AVAILABLE DATA.
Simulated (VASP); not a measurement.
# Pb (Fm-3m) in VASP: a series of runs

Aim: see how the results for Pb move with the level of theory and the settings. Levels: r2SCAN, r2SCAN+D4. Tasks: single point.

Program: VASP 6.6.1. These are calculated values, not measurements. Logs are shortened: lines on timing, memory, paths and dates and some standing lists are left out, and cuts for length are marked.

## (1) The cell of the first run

WORK ORDER. Line by line, output the listing above without alteration.

TASK RESULT.
Simulated (VASP); not a measurement.
# Pb (Fm-3m) in VASP: a series of runs

Aim: see how the results for Pb move with the level of theory and the settings. Levels: r2SCAN, r2SCAN+D4. Tasks: single point.

Program: VASP 6.6.1. These are calculated values, not measurements. Logs are shortened: lines on timing, memory, paths and dates and some standing lists are left out, and cuts for length are marked.

## (1) The cell of the first run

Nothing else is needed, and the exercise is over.